> **Work item**
Take the records below and retype them line by line, from the first line through the one containing "Caveats: the PAW"; stop there.

> **Data listing**
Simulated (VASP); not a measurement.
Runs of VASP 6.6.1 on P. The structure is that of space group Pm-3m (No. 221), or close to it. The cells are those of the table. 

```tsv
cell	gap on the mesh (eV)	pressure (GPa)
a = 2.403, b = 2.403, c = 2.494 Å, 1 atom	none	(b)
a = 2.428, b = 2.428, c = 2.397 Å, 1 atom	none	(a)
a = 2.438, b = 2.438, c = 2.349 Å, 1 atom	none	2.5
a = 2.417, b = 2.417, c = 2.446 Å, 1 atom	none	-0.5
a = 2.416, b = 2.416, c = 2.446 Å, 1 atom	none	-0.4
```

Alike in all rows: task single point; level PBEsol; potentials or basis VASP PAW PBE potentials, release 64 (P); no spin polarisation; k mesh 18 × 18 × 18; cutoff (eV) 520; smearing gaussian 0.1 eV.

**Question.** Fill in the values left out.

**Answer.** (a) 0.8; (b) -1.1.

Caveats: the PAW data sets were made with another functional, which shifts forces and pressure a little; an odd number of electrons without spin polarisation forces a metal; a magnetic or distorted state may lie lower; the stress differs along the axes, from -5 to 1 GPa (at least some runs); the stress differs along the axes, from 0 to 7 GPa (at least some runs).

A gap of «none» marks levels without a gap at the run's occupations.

> **Answer area**
Simulated (VASP); not a measurement.
Runs of VASP 6.6.1 on P. The structure is that of space group Pm-3m (No. 221), or close to it. The cells are those of the table. 

```tsv
cell	gap on the mesh (eV)	pressure (GPa)
a = 2.403, b = 2.403, c = 2.494 Å, 1 atom	none	(b)
a = 2.428, b = 2.428, c = 2.397 Å, 1 atom	none	(a)
a = 2.438, b = 2.438, c = 2.349 Å, 1 atom	none	2.5
a = 2.417, b = 2.417, c = 2.446 Å, 1 atom	none	-0.5
a = 2.416, b = 2.416, c = 2.446 Å, 1 atom	none	-0.4
```

Alike in all rows: task single point; level PBEsol; potentials or basis VASP PAW PBE potentials, release 64 (P); no spin polarisation; k mesh 18 × 18 × 18; cutoff (eV) 520; smearing gaussian 0.1 eV.

**Question.** Fill in the values left out.

**Answer.** (a) 0.8; (b) -1.1.

Caveats: the PAW data sets were made with another functional, which shifts forces and pressure a little; an odd number of electrons without spin polarisation forces a metal; a magnetic or distorted state may lie lower; the stress differs along the axes, from -5 to 1 GPa (at least some runs); the stress differs along the axes, from 0 to 7 GPa (at least some runs).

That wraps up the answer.